(Assigned task)
Exactly as written, copy the lines of the data below from the first through the one containing "This is one stationary point.".

(Records supplied)
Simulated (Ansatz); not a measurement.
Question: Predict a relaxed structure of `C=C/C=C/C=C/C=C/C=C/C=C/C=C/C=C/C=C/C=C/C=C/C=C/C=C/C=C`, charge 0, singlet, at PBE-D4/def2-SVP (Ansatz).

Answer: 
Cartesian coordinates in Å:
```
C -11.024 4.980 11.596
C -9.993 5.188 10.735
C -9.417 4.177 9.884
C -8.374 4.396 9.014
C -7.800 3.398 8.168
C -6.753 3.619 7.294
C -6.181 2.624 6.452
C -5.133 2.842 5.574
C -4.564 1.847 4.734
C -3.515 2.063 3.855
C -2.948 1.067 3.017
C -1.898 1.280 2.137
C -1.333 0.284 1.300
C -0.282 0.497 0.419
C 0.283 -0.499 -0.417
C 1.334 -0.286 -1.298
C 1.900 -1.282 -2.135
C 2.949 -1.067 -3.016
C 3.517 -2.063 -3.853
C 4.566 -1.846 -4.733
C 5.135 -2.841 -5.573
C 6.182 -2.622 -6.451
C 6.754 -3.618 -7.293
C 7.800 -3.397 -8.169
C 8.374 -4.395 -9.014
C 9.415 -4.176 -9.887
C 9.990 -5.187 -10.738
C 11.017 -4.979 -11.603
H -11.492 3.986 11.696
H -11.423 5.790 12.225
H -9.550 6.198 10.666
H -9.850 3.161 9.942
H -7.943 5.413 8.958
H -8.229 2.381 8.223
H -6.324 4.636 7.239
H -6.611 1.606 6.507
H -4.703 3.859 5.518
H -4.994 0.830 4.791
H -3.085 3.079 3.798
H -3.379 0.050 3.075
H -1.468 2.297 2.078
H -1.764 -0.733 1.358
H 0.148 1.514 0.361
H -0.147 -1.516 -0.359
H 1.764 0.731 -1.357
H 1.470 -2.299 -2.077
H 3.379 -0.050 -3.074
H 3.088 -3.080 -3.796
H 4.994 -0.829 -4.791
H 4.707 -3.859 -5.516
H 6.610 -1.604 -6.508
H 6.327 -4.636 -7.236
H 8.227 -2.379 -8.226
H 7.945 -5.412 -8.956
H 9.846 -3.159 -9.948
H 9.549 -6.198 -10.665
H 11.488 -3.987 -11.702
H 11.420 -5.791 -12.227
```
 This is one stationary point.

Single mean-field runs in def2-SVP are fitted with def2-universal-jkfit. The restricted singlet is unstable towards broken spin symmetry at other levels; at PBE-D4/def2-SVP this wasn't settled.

(Answer box)
Simulated (Ansatz); not a measurement.
Question: Predict a relaxed structure of `C=C/C=C/C=C/C=C/C=C/C=C/C=C/C=C/C=C/C=C/C=C/C=C/C=C/C=C`, charge 0, singlet, at PBE-D4/def2-SVP (Ansatz).

Answer: 
Cartesian coordinates in Å:
```
C -11.024 4.980 11.596
C -9.993 5.188 10.735
C -9.417 4.177 9.884
C -8.374 4.396 9.014
C -7.800 3.398 8.168
C -6.753 3.619 7.294
C -6.181 2.624 6.452
C -5.133 2.842 5.574
C -4.564 1.847 4.734
C -3.515 2.063 3.855
C -2.948 1.067 3.017
C -1.898 1.280 2.137
C -1.333 0.284 1.300
C -0.282 0.497 0.419
C 0.283 -0.499 -0.417
C 1.334 -0.286 -1.298
C 1.900 -1.282 -2.135
C 2.949 -1.067 -3.016
C 3.517 -2.063 -3.853
C 4.566 -1.846 -4.733
C 5.135 -2.841 -5.573
C 6.182 -2.622 -6.451
C 6.754 -3.618 -7.293
C 7.800 -3.397 -8.169
C 8.374 -4.395 -9.014
C 9.415 -4.176 -9.887
C 9.990 -5.187 -10.738
C 11.017 -4.979 -11.603
H -11.492 3.986 11.696
H -11.423 5.790 12.225
H -9.550 6.198 10.666
H -9.850 3.161 9.942
H -7.943 5.413 8.958
H -8.229 2.381 8.223
H -6.324 4.636 7.239
H -6.611 1.606 6.507
H -4.703 3.859 5.518
H -4.994 0.830 4.791
H -3.085 3.079 3.798
H -3.379 0.050 3.075
H -1.468 2.297 2.078
H -1.764 -0.733 1.358
H 0.148 1.514 0.361
H -0.147 -1.516 -0.359
H 1.764 0.731 -1.357
H 1.470 -2.299 -2.077
H 3.379 -0.050 -3.074
H 3.088 -3.080 -3.796
H 4.994 -0.829 -4.791
H 4.707 -3.859 -5.516
H 6.610 -1.604 -6.508
H 6.327 -4.636 -7.236
H 8.227 -2.379 -8.226
H 7.945 -5.412 -8.956
H 9.846 -3.159 -9.948
H 9.549 -6.198 -10.665
H 11.488 -3.987 -11.702
H 11.420 -5.791 -12.227
```
 This is one stationary point.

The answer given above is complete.